_ACTION ITEM_. Output the listing below verbatim, from its first line to its last.

_RECORD EXCERPTS_.
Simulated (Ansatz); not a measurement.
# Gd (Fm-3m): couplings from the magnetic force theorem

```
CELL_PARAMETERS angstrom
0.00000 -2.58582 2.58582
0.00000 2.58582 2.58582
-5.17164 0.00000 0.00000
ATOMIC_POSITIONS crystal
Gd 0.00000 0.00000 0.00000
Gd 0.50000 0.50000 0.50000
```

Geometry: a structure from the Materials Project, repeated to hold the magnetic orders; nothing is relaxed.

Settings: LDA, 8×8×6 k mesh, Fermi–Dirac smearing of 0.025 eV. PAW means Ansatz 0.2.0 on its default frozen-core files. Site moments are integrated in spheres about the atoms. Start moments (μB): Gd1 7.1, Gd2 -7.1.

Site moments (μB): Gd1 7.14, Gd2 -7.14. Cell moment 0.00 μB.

_RESPONSE BOX_.
Simulated (Ansatz); not a measurement.
# Gd (Fm-3m): couplings from the magnetic force theorem

```
CELL_PARAMETERS angstrom
0.00000 -2.58582 2.58582
0.00000 2.58582 2.58582
-5.17164 0.00000 0.00000
ATOMIC_POSITIONS crystal
Gd 0.00000 0.00000 0.00000
Gd 0.50000 0.50000 0.50000
```

Geometry: a structure from the Materials Project, repeated to hold the magnetic orders; nothing is relaxed.

Settings: LDA, 8×8×6 k mesh, Fermi–Dirac smearing of 0.025 eV. PAW means Ansatz 0.2.0 on its default frozen-core files. Site moments are integrated in spheres about the atoms. Start moments (μB): Gd1 7.1, Gd2 -7.1.

Site moments (μB): Gd1 7.14, Gd2 -7.14. Cell moment 0.00 μB.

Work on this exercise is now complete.